**Data extract**
▼

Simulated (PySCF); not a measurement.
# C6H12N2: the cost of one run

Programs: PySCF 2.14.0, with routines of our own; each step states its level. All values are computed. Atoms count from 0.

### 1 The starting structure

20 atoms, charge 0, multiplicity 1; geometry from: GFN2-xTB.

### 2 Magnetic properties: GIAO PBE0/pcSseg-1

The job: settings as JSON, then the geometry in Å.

▲

**Work request**
Return exactly, please, the lines of the material from the first one down to and including the line where "### 2 Magnetic properties: GIAO PBE0/pcSseg-1" appears.

**Reply**
Simulated (PySCF); not a measurement.
# C6H12N2: the cost of one run

Programs: PySCF 2.14.0, with routines of our own; each step states its level. All values are computed. Atoms count from 0.

### 1 The starting structure

20 atoms, charge 0, multiplicity 1; geometry from: GFN2-xTB.

### 2 Magnetic properties: GIAO PBE0/pcSseg-1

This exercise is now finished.